Work order: Exactly the lines from the opening of the records through the line containing "Wall time 0.15" should be copied, with both included.

Dataset entries:
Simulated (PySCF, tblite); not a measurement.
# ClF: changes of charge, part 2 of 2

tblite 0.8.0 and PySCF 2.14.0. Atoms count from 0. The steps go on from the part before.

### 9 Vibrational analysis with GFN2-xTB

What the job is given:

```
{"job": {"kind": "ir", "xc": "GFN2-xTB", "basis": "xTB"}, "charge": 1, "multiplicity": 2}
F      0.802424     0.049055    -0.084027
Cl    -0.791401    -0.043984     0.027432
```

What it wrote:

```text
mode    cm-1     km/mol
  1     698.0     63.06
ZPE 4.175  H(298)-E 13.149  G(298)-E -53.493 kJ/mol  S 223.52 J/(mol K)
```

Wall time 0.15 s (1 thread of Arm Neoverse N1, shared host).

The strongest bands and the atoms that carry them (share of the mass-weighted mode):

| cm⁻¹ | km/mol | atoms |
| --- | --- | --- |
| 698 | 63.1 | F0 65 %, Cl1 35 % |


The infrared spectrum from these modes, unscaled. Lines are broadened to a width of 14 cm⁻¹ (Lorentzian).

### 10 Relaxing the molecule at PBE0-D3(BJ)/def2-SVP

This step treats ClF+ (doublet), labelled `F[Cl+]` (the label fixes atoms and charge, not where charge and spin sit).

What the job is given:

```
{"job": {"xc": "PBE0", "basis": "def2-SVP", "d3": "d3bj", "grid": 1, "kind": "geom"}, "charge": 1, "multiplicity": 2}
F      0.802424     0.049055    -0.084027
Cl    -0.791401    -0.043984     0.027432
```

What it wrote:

Your response:
Simulated (PySCF, tblite); not a measurement.
# ClF: changes of charge, part 2 of 2

tblite 0.8.0 and PySCF 2.14.0. Atoms count from 0. The steps go on from the part before.

### 9 Vibrational analysis with GFN2-xTB

What the job is given:

```
{"job": {"kind": "ir", "xc": "GFN2-xTB", "basis": "xTB"}, "charge": 1, "multiplicity": 2}
F      0.802424     0.049055    -0.084027
Cl    -0.791401    -0.043984     0.027432
```

What it wrote:

```text
mode    cm-1     km/mol
  1     698.0     63.06
ZPE 4.175  H(298)-E 13.149  G(298)-E -53.493 kJ/mol  S 223.52 J/(mol K)
```

Wall time 0.15 s (1 thread of Arm Neoverse N1, shared host).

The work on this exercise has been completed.